_EXERCISE_: Print, exactly and completely, every entry in the data.

--------

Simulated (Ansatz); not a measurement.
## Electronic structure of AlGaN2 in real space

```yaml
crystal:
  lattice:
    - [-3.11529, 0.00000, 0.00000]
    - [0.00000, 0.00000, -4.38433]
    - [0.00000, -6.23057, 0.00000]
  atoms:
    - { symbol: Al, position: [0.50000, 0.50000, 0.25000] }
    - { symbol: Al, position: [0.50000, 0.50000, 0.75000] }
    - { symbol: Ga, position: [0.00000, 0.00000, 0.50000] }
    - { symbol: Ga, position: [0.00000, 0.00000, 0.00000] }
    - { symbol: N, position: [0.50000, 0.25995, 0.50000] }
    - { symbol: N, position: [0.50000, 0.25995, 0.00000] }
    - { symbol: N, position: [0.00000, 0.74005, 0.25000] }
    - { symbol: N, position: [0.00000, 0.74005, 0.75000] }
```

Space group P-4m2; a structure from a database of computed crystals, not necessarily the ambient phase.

--------

_WRITTEN REPLY_:
Simulated (Ansatz); not a measurement.
## Electronic structure of AlGaN2 in real space

```yaml
crystal:
  lattice:
    - [-3.11529, 0.00000, 0.00000]
    - [0.00000, 0.00000, -4.38433]
    - [0.00000, -6.23057, 0.00000]
  atoms:
    - { symbol: Al, position: [0.50000, 0.50000, 0.25000] }
    - { symbol: Al, position: [0.50000, 0.50000, 0.75000] }
    - { symbol: Ga, position: [0.00000, 0.00000, 0.50000] }
    - { symbol: Ga, position: [0.00000, 0.00000, 0.00000] }
    - { symbol: N, position: [0.50000, 0.25995, 0.50000] }
    - { symbol: N, position: [0.50000, 0.25995, 0.00000] }
    - { symbol: N, position: [0.00000, 0.74005, 0.25000] }
    - { symbol: N, position: [0.00000, 0.74005, 0.75000] }
```

Space group P-4m2; a structure from a database of computed crystals, not necessarily the ambient phase.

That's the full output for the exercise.